-- Opening Marker --
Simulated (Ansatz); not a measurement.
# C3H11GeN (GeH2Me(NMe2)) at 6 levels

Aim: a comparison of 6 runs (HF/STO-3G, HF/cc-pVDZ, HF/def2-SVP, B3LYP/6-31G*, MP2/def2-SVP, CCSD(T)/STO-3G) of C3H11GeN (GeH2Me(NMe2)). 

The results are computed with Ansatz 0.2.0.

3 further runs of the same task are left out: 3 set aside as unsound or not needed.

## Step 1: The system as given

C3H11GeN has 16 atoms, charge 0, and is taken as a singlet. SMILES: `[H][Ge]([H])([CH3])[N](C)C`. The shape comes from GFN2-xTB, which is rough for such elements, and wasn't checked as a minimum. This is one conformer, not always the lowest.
-- Closing Marker --

## Work order
All of the material shown above should be written out exactly.

## Written reply
Simulated (Ansatz); not a measurement.
# C3H11GeN (GeH2Me(NMe2)) at 6 levels

Aim: a comparison of 6 runs (HF/STO-3G, HF/cc-pVDZ, HF/def2-SVP, B3LYP/6-31G*, MP2/def2-SVP, CCSD(T)/STO-3G) of C3H11GeN (GeH2Me(NMe2)). 

The results are computed with Ansatz 0.2.0.

3 further runs of the same task are left out: 3 set aside as unsound or not needed.

## Step 1: The system as given

C3H11GeN has 16 atoms, charge 0, and is taken as a singlet. SMILES: `[H][Ge]([H])([CH3])[N](C)C`. The shape comes from GFN2-xTB, which is rough for such elements, and wasn't checked as a minimum. This is one conformer, not always the lowest.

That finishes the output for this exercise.